Work request: All that should be output is the block of lines below from the line with "The arrow beside" to the line with "Question: How large is the dipole moment?", both included, exactly as written.

====

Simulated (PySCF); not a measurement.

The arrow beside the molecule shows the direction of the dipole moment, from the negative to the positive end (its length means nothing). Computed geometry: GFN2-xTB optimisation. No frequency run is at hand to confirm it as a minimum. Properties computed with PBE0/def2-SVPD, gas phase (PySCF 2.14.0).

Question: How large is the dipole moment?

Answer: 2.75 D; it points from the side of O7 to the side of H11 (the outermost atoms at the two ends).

====

Task answer:
The arrow beside the molecule shows the direction of the dipole moment, from the negative to the positive end (its length means nothing). Computed geometry: GFN2-xTB optimisation. No frequency run is at hand to confirm it as a minimum. Properties computed with PBE0/def2-SVPD, gas phase (PySCF 2.14.0).

Question: How large is the dipole moment?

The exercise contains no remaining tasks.